◆ Required action
When you return the entries, keep every word and mark exactly as it is.

········
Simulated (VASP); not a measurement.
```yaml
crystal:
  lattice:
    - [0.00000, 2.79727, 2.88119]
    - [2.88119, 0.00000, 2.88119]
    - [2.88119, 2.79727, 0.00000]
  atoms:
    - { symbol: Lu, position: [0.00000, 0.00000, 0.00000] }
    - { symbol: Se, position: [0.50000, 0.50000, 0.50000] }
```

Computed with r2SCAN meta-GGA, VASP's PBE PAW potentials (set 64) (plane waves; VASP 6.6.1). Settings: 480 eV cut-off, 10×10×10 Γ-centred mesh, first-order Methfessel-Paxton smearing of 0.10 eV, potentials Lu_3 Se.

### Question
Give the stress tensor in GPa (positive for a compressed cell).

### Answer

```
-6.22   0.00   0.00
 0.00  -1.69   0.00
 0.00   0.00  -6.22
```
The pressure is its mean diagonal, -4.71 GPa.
········

◆ Exercise answer
Simulated (VASP); not a measurement.
```yaml
crystal:
  lattice:
    - [0.00000, 2.79727, 2.88119]
    - [2.88119, 0.00000, 2.88119]
    - [2.88119, 2.79727, 0.00000]
  atoms:
    - { symbol: Lu, position: [0.00000, 0.00000, 0.00000] }
    - { symbol: Se, position: [0.50000, 0.50000, 0.50000] }
```

Computed with r2SCAN meta-GGA, VASP's PBE PAW potentials (set 64) (plane waves; VASP 6.6.1). Settings: 480 eV cut-off, 10×10×10 Γ-centred mesh, first-order Methfessel-Paxton smearing of 0.10 eV, potentials Lu_3 Se.

### Question
Give the stress tensor in GPa (positive for a compressed cell).

### Answer

```
-6.22   0.00   0.00
 0.00  -1.69   0.00
 0.00   0.00  -6.22
```
The pressure is its mean diagonal, -4.71 GPa.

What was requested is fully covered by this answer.